____ Information

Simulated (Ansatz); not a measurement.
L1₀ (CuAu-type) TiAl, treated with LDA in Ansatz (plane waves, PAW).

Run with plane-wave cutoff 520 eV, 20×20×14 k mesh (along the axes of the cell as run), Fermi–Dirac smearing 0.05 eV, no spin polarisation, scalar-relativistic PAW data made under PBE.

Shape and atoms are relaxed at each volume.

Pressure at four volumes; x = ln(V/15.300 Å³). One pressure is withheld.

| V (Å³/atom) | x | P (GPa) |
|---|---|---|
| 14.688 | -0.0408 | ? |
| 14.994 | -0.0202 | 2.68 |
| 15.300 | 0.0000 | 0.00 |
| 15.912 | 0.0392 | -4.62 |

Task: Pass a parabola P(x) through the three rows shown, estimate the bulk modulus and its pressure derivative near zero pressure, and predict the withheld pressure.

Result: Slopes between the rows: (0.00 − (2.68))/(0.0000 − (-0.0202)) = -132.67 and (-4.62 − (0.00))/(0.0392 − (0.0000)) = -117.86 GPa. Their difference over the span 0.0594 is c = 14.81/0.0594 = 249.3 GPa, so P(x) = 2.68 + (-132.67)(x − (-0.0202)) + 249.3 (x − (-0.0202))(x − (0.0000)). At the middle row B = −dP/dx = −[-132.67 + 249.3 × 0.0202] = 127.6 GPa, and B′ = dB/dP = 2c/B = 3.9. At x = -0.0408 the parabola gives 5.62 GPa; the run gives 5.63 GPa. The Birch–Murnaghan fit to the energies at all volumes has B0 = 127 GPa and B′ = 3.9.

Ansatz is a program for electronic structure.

________

Assigned task ▸ At the first line of the material above, start reproducing each line exactly, and end with the line that holds "Task: Pass a", adding nothing.

Exercise solution ▸
Simulated (Ansatz); not a measurement.
L1₀ (CuAu-type) TiAl, treated with LDA in Ansatz (plane waves, PAW).

Run with plane-wave cutoff 520 eV, 20×20×14 k mesh (along the axes of the cell as run), Fermi–Dirac smearing 0.05 eV, no spin polarisation, scalar-relativistic PAW data made under PBE.

Shape and atoms are relaxed at each volume.

Pressure at four volumes; x = ln(V/15.300 Å³). One pressure is withheld.

| V (Å³/atom) | x | P (GPa) |
|---|---|---|
| 14.688 | -0.0408 | ? |
| 14.994 | -0.0202 | 2.68 |
| 15.300 | 0.0000 | 0.00 |
| 15.912 | 0.0392 | -4.62 |

Task: Pass a parabola P(x) through the three rows shown, estimate the bulk modulus and its pressure derivative near zero pressure, and predict the withheld pressure.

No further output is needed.